:: Information shown ::

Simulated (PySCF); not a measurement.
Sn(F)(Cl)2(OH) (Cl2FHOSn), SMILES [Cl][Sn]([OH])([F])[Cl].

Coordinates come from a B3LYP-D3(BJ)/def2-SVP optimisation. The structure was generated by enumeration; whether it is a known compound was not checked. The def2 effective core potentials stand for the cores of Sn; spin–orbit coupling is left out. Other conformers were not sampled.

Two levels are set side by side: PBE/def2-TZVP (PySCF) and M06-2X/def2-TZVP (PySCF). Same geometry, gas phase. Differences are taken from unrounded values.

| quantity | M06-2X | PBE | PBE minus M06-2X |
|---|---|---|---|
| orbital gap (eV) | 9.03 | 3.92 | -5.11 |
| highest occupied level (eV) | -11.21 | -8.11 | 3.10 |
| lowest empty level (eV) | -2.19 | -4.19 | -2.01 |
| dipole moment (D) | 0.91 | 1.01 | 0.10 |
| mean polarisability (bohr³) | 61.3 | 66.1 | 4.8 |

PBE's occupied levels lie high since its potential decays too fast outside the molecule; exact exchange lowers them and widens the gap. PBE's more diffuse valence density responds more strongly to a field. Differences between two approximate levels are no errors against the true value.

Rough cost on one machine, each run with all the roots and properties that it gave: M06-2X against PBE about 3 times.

:::

## Action item
From the very first line of the records down to the line with "PBE's occupied levels", please write out each line exactly, including both ends and no other lines.

## Task result
Simulated (PySCF); not a measurement.
Sn(F)(Cl)2(OH) (Cl2FHOSn), SMILES [Cl][Sn]([OH])([F])[Cl].

Coordinates come from a B3LYP-D3(BJ)/def2-SVP optimisation. The structure was generated by enumeration; whether it is a known compound was not checked. The def2 effective core potentials stand for the cores of Sn; spin–orbit coupling is left out. Other conformers were not sampled.

Two levels are set side by side: PBE/def2-TZVP (PySCF) and M06-2X/def2-TZVP (PySCF). Same geometry, gas phase. Differences are taken from unrounded values.

| quantity | M06-2X | PBE | PBE minus M06-2X |
|---|---|---|---|
| orbital gap (eV) | 9.03 | 3.92 | -5.11 |
| highest occupied level (eV) | -11.21 | -8.11 | 3.10 |
| lowest empty level (eV) | -2.19 | -4.19 | -2.01 |
| dipole moment (D) | 0.91 | 1.01 | 0.10 |
| mean polarisability (bohr³) | 61.3 | 66.1 | 4.8 |

PBE's occupied levels lie high since its potential decays too fast outside the molecule; exact exchange lowers them and widens the gap. PBE's more diffuse valence density responds more strongly to a field. Differences between two approximate levels are no errors against the true value.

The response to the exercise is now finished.